━━━━━ MATERIAL SUPPLIED ━━━━━
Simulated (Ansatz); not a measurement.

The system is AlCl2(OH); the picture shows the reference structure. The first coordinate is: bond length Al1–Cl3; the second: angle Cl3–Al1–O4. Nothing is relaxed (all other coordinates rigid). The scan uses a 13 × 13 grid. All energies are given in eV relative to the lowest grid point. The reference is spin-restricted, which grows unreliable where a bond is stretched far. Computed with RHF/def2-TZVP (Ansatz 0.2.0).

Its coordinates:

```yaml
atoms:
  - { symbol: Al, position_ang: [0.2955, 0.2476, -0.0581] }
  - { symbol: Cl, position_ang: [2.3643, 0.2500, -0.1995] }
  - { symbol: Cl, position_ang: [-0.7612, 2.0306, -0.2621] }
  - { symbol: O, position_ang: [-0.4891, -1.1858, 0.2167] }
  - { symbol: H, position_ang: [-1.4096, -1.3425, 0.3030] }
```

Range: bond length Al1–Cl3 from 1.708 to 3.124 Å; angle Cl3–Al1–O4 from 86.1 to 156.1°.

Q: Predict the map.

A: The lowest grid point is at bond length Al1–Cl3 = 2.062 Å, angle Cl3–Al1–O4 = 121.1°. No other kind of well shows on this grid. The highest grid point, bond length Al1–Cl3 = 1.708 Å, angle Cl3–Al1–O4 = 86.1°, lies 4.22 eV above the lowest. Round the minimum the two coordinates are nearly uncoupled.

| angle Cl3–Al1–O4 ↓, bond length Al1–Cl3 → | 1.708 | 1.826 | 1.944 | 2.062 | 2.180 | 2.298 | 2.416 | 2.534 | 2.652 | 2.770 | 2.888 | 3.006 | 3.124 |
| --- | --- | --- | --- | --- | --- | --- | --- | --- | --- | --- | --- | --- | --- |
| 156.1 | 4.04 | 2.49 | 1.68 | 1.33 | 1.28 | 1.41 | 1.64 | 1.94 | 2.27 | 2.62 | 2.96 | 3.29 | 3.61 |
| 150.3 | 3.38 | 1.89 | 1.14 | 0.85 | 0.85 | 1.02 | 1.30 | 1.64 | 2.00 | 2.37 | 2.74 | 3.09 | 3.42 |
━━━━━

> ACTION ITEM
Take from the material above the lines running from the one with "Range: bond length" through the one with "3.29 | 3.61 |", and repeat them exactly, with nothing else.

> RESPONSE AREA
Range: bond length Al1–Cl3 from 1.708 to 3.124 Å; angle Cl3–Al1–O4 from 86.1 to 156.1°.

Q: Predict the map.

A: The lowest grid point is at bond length Al1–Cl3 = 2.062 Å, angle Cl3–Al1–O4 = 121.1°. No other kind of well shows on this grid. The highest grid point, bond length Al1–Cl3 = 1.708 Å, angle Cl3–Al1–O4 = 86.1°, lies 4.22 eV above the lowest. Round the minimum the two coordinates are nearly uncoupled.

| angle Cl3–Al1–O4 ↓, bond length Al1–Cl3 → | 1.708 | 1.826 | 1.944 | 2.062 | 2.180 | 2.298 | 2.416 | 2.534 | 2.652 | 2.770 | 2.888 | 3.006 | 3.124 |
| --- | --- | --- | --- | --- | --- | --- | --- | --- | --- | --- | --- | --- | --- |
| 156.1 | 4.04 | 2.49 | 1.68 | 1.33 | 1.28 | 1.41 | 1.64 | 1.94 | 2.27 | 2.62 | 2.96 | 3.29 | 3.61 |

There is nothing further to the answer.